__Work request__
Only an exact repetition of the entries counts as an answer.

——

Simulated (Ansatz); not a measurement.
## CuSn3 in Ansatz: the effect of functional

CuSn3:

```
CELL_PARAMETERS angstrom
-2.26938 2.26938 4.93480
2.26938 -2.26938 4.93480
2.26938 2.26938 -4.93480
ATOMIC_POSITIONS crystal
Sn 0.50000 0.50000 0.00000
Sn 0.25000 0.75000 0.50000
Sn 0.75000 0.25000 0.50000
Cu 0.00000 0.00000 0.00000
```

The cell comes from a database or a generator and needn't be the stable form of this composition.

——

__Answer area__
Simulated (Ansatz); not a measurement.
## CuSn3 in Ansatz: the effect of functional

CuSn3:

```
CELL_PARAMETERS angstrom
-2.26938 2.26938 4.93480
2.26938 -2.26938 4.93480
2.26938 2.26938 -4.93480
ATOMIC_POSITIONS crystal
Sn 0.50000 0.50000 0.00000
Sn 0.25000 0.75000 0.50000
Sn 0.75000 0.25000 0.50000
Cu 0.00000 0.00000 0.00000
```

The cell comes from a database or a generator and needn't be the stable form of this composition.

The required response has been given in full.